+ + +

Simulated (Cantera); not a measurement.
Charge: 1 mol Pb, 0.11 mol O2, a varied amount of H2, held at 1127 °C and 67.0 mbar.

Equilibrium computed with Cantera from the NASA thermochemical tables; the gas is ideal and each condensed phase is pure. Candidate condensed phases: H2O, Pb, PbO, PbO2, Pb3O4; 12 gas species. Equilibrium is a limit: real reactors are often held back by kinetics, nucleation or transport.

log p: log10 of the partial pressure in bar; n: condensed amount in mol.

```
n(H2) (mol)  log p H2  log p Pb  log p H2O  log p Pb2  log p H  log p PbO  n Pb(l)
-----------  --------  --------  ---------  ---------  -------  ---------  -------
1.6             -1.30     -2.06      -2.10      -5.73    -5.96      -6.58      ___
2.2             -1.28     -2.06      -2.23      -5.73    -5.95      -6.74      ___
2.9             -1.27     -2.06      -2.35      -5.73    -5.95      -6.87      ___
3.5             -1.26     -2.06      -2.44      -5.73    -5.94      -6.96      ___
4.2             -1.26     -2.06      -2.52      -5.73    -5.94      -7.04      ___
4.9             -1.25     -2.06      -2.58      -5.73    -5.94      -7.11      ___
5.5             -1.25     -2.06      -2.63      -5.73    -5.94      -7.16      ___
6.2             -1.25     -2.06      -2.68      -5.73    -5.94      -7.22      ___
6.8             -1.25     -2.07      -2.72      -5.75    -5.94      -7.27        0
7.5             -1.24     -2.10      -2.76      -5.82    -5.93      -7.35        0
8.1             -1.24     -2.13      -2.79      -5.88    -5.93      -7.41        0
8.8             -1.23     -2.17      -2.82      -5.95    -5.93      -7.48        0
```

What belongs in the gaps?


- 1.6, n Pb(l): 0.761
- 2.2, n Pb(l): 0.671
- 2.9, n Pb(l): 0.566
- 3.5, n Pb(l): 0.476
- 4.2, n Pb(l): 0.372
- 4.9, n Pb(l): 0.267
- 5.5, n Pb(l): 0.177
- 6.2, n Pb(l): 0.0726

+ + +

* _Exercise_
Please reproduce exactly the lines above, beginning with the first and ending with the line that contains "- 5.5, n Pb(l): 0.177", and include nothing outside that range.

* _Your solution_
Simulated (Cantera); not a measurement.
Charge: 1 mol Pb, 0.11 mol O2, a varied amount of H2, held at 1127 °C and 67.0 mbar.

Equilibrium computed with Cantera from the NASA thermochemical tables; the gas is ideal and each condensed phase is pure. Candidate condensed phases: H2O, Pb, PbO, PbO2, Pb3O4; 12 gas species. Equilibrium is a limit: real reactors are often held back by kinetics, nucleation or transport.

log p: log10 of the partial pressure in bar; n: condensed amount in mol.

```
n(H2) (mol)  log p H2  log p Pb  log p H2O  log p Pb2  log p H  log p PbO  n Pb(l)
-----------  --------  --------  ---------  ---------  -------  ---------  -------
1.6             -1.30     -2.06      -2.10      -5.73    -5.96      -6.58      ___
2.2             -1.28     -2.06      -2.23      -5.73    -5.95      -6.74      ___
2.9             -1.27     -2.06      -2.35      -5.73    -5.95      -6.87      ___
3.5             -1.26     -2.06      -2.44      -5.73    -5.94      -6.96      ___
4.2             -1.26     -2.06      -2.52      -5.73    -5.94      -7.04      ___
4.9             -1.25     -2.06      -2.58      -5.73    -5.94      -7.11      ___
5.5             -1.25     -2.06      -2.63      -5.73    -5.94      -7.16      ___
6.2             -1.25     -2.06      -2.68      -5.73    -5.94      -7.22      ___
6.8             -1.25     -2.07      -2.72      -5.75    -5.94      -7.27        0
7.5             -1.24     -2.10      -2.76      -5.82    -5.93      -7.35        0
8.1             -1.24     -2.13      -2.79      -5.88    -5.93      -7.41        0
8.8             -1.23     -2.17      -2.82      -5.95    -5.93      -7.48        0
```

What belongs in the gaps?


- 1.6, n Pb(l): 0.761
- 2.2, n Pb(l): 0.671
- 2.9, n Pb(l): 0.566
- 3.5, n Pb(l): 0.476
- 4.2, n Pb(l): 0.372
- 4.9, n Pb(l): 0.267
- 5.5, n Pb(l): 0.177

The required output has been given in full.